ASSIGNMENT –
Reproduce each entry below in full, exactly as it was given.

DATA FOR REVIEW –
=== Begin Enclosure ===

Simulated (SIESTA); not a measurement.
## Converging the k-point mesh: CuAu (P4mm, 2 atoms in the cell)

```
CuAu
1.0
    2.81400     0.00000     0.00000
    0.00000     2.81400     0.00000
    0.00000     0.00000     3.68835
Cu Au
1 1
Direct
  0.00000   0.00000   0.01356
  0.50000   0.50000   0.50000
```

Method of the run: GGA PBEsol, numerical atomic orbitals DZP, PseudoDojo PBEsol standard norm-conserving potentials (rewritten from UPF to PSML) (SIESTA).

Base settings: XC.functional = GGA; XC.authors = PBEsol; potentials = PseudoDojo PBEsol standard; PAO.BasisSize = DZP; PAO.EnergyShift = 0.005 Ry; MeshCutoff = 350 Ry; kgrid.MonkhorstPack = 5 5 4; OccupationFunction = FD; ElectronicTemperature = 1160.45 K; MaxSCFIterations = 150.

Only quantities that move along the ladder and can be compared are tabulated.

=== End Enclosure ===

WRITTEN SOLUTION –
Simulated (SIESTA); not a measurement.
## Converging the k-point mesh: CuAu (P4mm, 2 atoms in the cell)

```
CuAu
1.0
    2.81400     0.00000     0.00000
    0.00000     2.81400     0.00000
    0.00000     0.00000     3.68835
Cu Au
1 1
Direct
  0.00000   0.00000   0.01356
  0.50000   0.50000   0.50000
```

Method of the run: GGA PBEsol, numerical atomic orbitals DZP, PseudoDojo PBEsol standard norm-conserving potentials (rewritten from UPF to PSML) (SIESTA).

Base settings: XC.functional = GGA; XC.authors = PBEsol; potentials = PseudoDojo PBEsol standard; PAO.BasisSize = DZP; PAO.EnergyShift = 0.005 Ry; MeshCutoff = 350 Ry; kgrid.MonkhorstPack = 5 5 4; OccupationFunction = FD; ElectronicTemperature = 1160.45 K; MaxSCFIterations = 150.

Only quantities that move along the ladder and can be compared are tabulated.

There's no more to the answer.